──────── MATERIAL SHOWN ────────
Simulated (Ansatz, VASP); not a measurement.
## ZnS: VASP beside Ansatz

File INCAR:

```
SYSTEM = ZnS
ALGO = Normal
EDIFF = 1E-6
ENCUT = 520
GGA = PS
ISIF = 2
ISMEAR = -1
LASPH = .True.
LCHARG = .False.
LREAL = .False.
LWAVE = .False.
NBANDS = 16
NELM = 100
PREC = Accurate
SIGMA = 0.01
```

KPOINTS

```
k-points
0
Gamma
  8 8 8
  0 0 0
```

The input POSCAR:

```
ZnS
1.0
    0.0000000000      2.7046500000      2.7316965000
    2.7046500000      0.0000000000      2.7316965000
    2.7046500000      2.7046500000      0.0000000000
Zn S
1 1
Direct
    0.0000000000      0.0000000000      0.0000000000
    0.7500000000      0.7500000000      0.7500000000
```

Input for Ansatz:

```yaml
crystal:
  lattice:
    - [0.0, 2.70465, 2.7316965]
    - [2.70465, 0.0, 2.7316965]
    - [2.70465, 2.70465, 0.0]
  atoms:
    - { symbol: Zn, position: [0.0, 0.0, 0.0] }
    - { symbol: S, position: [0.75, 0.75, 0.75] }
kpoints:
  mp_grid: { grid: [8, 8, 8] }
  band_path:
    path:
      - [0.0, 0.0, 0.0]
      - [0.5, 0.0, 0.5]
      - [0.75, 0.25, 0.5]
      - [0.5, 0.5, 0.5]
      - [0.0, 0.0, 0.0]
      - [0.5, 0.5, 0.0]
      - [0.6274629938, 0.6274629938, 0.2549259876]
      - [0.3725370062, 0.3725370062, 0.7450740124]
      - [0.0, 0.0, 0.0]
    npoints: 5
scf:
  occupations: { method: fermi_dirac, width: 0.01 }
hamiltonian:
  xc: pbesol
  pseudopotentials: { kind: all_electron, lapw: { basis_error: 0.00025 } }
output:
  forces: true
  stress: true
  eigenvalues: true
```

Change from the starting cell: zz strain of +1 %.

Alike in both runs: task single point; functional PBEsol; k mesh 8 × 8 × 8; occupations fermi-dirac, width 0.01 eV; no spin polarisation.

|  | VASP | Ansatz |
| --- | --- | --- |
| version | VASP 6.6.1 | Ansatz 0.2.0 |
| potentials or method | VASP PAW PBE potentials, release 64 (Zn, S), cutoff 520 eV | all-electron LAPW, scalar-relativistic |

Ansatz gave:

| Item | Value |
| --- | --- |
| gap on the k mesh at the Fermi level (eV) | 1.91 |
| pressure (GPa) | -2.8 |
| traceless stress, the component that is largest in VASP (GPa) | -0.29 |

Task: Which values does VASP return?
────────

» ASSIGNMENT: Every line from the top of the material through the line containing "(GPa) | -0.29 |" must be transcribed exactly, and no other line may appear.

» REPLY:
Simulated (Ansatz, VASP); not a measurement.
## ZnS: VASP beside Ansatz

File INCAR:

```
SYSTEM = ZnS
ALGO = Normal
EDIFF = 1E-6
ENCUT = 520
GGA = PS
ISIF = 2
ISMEAR = -1
LASPH = .True.
LCHARG = .False.
LREAL = .False.
LWAVE = .False.
NBANDS = 16
NELM = 100
PREC = Accurate
SIGMA = 0.01
```

KPOINTS

```
k-points
0
Gamma
  8 8 8
  0 0 0
```

The input POSCAR:

```
ZnS
1.0
    0.0000000000      2.7046500000      2.7316965000
    2.7046500000      0.0000000000      2.7316965000
    2.7046500000      2.7046500000      0.0000000000
Zn S
1 1
Direct
    0.0000000000      0.0000000000      0.0000000000
    0.7500000000      0.7500000000      0.7500000000
```

Input for Ansatz:

```yaml
crystal:
  lattice:
    - [0.0, 2.70465, 2.7316965]
    - [2.70465, 0.0, 2.7316965]
    - [2.70465, 2.70465, 0.0]
  atoms:
    - { symbol: Zn, position: [0.0, 0.0, 0.0] }
    - { symbol: S, position: [0.75, 0.75, 0.75] }
kpoints:
  mp_grid: { grid: [8, 8, 8] }
  band_path:
    path:
      - [0.0, 0.0, 0.0]
      - [0.5, 0.0, 0.5]
      - [0.75, 0.25, 0.5]
      - [0.5, 0.5, 0.5]
      - [0.0, 0.0, 0.0]
      - [0.5, 0.5, 0.0]
      - [0.6274629938, 0.6274629938, 0.2549259876]
      - [0.3725370062, 0.3725370062, 0.7450740124]
      - [0.0, 0.0, 0.0]
    npoints: 5
scf:
  occupations: { method: fermi_dirac, width: 0.01 }
hamiltonian:
  xc: pbesol
  pseudopotentials: { kind: all_electron, lapw: { basis_error: 0.00025 } }
output:
  forces: true
  stress: true
  eigenvalues: true
```

Change from the starting cell: zz strain of +1 %.

Alike in both runs: task single point; functional PBEsol; k mesh 8 × 8 × 8; occupations fermi-dirac, width 0.01 eV; no spin polarisation.

|  | VASP | Ansatz |
| --- | --- | --- |
| version | VASP 6.6.1 | Ansatz 0.2.0 |
| potentials or method | VASP PAW PBE potentials, release 64 (Zn, S), cutoff 520 eV | all-electron LAPW, scalar-relativistic |

Ansatz gave:

| Item | Value |
| --- | --- |
| gap on the k mesh at the Fermi level (eV) | 1.91 |
| pressure (GPa) | -2.8 |
| traceless stress, the component that is largest in VASP (GPa) | -0.29 |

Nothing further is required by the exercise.